Your answer must consist solely of the lines from the start of the entries below through the line with "force 0.028 eV/Å.", unchanged.

+++ DATASET EXCERPTS
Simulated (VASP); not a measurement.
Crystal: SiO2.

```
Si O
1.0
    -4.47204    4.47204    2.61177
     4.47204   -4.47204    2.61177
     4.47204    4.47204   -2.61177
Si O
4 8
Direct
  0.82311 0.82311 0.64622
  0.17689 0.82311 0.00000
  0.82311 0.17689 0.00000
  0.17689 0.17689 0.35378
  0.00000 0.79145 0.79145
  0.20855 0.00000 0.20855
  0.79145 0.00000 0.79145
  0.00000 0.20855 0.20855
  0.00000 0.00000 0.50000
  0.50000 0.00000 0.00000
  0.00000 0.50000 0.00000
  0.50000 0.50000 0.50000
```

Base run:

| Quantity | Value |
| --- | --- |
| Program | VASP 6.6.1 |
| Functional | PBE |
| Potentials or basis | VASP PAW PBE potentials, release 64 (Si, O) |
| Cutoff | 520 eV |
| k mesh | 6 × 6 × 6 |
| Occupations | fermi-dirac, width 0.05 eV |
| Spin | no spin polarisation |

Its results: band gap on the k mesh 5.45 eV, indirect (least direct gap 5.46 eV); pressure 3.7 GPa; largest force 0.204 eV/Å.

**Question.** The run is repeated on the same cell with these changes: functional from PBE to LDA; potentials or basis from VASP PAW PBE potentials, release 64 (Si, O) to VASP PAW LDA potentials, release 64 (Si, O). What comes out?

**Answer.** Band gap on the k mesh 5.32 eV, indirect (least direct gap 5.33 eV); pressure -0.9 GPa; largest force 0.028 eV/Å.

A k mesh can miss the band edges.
++++++

● WORKED SOLUTION
Simulated (VASP); not a measurement.
Crystal: SiO2.

```
Si O
1.0
    -4.47204    4.47204    2.61177
     4.47204   -4.47204    2.61177
     4.47204    4.47204   -2.61177
Si O
4 8
Direct
  0.82311 0.82311 0.64622
  0.17689 0.82311 0.00000
  0.82311 0.17689 0.00000
  0.17689 0.17689 0.35378
  0.00000 0.79145 0.79145
  0.20855 0.00000 0.20855
  0.79145 0.00000 0.79145
  0.00000 0.20855 0.20855
  0.00000 0.00000 0.50000
  0.50000 0.00000 0.00000
  0.00000 0.50000 0.00000
  0.50000 0.50000 0.50000
```

Base run:

| Quantity | Value |
| --- | --- |
| Program | VASP 6.6.1 |
| Functional | PBE |
| Potentials or basis | VASP PAW PBE potentials, release 64 (Si, O) |
| Cutoff | 520 eV |
| k mesh | 6 × 6 × 6 |
| Occupations | fermi-dirac, width 0.05 eV |
| Spin | no spin polarisation |

Its results: band gap on the k mesh 5.45 eV, indirect (least direct gap 5.46 eV); pressure 3.7 GPa; largest force 0.204 eV/Å.

**Question.** The run is repeated on the same cell with these changes: functional from PBE to LDA; potentials or basis from VASP PAW PBE potentials, release 64 (Si, O) to VASP PAW LDA potentials, release 64 (Si, O). What comes out?

**Answer.** Band gap on the k mesh 5.32 eV, indirect (least direct gap 5.33 eV); pressure -0.9 GPa; largest force 0.028 eV/Å.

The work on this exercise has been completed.